* Required action
The response should be the lines of the data, starting at the first and ending at the one that contains "Cutoff | 550 eV |", copied without change.

* Information
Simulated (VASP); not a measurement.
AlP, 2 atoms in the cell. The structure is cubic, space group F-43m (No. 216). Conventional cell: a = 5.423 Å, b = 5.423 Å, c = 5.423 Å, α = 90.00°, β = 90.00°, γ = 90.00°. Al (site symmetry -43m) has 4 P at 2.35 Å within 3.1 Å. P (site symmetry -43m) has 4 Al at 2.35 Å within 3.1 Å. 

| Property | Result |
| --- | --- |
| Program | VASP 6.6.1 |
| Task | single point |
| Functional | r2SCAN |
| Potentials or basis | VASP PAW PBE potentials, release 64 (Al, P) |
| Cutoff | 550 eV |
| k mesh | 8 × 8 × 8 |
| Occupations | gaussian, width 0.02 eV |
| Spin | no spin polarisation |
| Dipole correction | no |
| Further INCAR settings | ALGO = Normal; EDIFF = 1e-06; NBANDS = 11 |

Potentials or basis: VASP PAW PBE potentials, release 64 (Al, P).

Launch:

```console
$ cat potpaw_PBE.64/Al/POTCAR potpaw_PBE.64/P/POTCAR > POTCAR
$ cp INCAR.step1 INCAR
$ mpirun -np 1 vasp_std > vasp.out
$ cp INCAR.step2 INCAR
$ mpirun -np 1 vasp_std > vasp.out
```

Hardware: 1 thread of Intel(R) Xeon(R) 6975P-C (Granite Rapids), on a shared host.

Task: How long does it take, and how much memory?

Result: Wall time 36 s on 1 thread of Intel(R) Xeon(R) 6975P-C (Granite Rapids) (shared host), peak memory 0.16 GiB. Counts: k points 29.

* Answer space
Simulated (VASP); not a measurement.
AlP, 2 atoms in the cell. The structure is cubic, space group F-43m (No. 216). Conventional cell: a = 5.423 Å, b = 5.423 Å, c = 5.423 Å, α = 90.00°, β = 90.00°, γ = 90.00°. Al (site symmetry -43m) has 4 P at 2.35 Å within 3.1 Å. P (site symmetry -43m) has 4 Al at 2.35 Å within 3.1 Å. 

| Property | Result |
| --- | --- |
| Program | VASP 6.6.1 |
| Task | single point |
| Functional | r2SCAN |
| Potentials or basis | VASP PAW PBE potentials, release 64 (Al, P) |
| Cutoff | 550 eV |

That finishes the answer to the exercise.